──────── Extracted information

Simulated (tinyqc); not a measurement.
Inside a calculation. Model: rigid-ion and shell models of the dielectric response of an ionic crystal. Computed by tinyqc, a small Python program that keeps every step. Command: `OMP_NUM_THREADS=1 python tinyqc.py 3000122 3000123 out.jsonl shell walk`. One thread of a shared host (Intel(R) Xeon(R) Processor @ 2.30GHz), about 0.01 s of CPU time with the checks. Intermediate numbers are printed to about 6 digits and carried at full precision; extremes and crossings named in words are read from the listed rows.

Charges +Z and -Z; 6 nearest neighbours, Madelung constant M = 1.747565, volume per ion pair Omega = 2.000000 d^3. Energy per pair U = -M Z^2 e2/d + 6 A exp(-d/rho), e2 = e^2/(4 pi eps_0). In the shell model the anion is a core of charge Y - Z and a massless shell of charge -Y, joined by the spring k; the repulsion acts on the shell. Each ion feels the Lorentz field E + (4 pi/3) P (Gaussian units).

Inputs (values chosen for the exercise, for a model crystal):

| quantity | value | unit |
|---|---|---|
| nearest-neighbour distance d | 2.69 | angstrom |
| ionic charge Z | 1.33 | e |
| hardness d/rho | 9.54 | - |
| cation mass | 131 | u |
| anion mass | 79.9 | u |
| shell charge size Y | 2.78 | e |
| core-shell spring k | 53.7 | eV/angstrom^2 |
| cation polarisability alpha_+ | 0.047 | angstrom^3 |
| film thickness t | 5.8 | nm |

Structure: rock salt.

────────────────

Activity. Would you write out each entry precisely as it is given?

Your response.
Simulated (tinyqc); not a measurement.
Inside a calculation. Model: rigid-ion and shell models of the dielectric response of an ionic crystal. Computed by tinyqc, a small Python program that keeps every step. Command: `OMP_NUM_THREADS=1 python tinyqc.py 3000122 3000123 out.jsonl shell walk`. One thread of a shared host (Intel(R) Xeon(R) Processor @ 2.30GHz), about 0.01 s of CPU time with the checks. Intermediate numbers are printed to about 6 digits and carried at full precision; extremes and crossings named in words are read from the listed rows.

Charges +Z and -Z; 6 nearest neighbours, Madelung constant M = 1.747565, volume per ion pair Omega = 2.000000 d^3. Energy per pair U = -M Z^2 e2/d + 6 A exp(-d/rho), e2 = e^2/(4 pi eps_0). In the shell model the anion is a core of charge Y - Z and a massless shell of charge -Y, joined by the spring k; the repulsion acts on the shell. Each ion feels the Lorentz field E + (4 pi/3) P (Gaussian units).

Inputs (values chosen for the exercise, for a model crystal):

| quantity | value | unit |
|---|---|---|
| nearest-neighbour distance d | 2.69 | angstrom |
| ionic charge Z | 1.33 | e |
| hardness d/rho | 9.54 | - |
| cation mass | 131 | u |
| anion mass | 79.9 | u |
| shell charge size Y | 2.78 | e |
| core-shell spring k | 53.7 | eV/angstrom^2 |
| cation polarisability alpha_+ | 0.047 | angstrom^3 |
| film thickness t | 5.8 | nm |

Structure: rock salt.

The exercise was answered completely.